======

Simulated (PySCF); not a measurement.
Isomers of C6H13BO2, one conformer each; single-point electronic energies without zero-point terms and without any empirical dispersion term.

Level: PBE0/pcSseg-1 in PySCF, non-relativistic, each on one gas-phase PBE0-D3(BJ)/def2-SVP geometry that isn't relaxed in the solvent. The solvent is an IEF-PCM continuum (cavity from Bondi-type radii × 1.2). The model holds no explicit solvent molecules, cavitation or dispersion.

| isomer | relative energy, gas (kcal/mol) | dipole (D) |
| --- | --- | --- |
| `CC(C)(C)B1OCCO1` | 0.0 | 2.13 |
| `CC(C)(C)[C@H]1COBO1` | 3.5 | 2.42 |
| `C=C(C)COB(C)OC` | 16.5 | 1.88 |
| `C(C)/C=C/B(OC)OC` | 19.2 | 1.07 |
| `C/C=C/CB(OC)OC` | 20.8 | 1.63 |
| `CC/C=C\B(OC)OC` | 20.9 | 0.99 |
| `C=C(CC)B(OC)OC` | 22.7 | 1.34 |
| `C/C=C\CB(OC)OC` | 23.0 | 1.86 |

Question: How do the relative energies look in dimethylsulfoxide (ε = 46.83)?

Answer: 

======

Please give back exactly the lines of the listing above that run from the one containing "3.5 | 2.42 |" through the one containing "Question: How do", and only those.

| `CC(C)(C)[C@H]1COBO1` | 3.5 | 2.42 |
| `C=C(C)COB(C)OC` | 16.5 | 1.88 |
| `C(C)/C=C/B(OC)OC` | 19.2 | 1.07 |
| `C/C=C/CB(OC)OC` | 20.8 | 1.63 |
| `CC/C=C\B(OC)OC` | 20.9 | 0.99 |
| `C=C(CC)B(OC)OC` | 22.7 | 1.34 |
| `C/C=C\CB(OC)OC` | 23.0 | 1.86 |

Question: How do the relative energies look in dimethylsulfoxide (ε = 46.83)?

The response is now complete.